....
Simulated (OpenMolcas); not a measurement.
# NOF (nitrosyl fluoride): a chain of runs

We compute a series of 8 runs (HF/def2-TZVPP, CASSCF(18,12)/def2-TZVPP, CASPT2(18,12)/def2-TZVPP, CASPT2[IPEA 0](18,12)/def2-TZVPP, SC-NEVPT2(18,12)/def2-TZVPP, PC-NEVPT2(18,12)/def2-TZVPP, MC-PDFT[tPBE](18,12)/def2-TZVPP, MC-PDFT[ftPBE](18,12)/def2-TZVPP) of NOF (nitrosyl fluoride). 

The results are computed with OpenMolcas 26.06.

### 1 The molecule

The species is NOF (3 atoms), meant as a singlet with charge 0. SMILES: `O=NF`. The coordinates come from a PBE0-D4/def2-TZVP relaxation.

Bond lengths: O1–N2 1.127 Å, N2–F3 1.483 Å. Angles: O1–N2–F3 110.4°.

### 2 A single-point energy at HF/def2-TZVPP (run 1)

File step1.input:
....

REQUIREMENT
The stopping point is the line containing "# NOF (nitrosyl fluoride): a chain of runs". Reproduce exactly every line of the material from the first through that one.

TASK ANSWER
Simulated (OpenMolcas); not a measurement.
# NOF (nitrosyl fluoride): a chain of runs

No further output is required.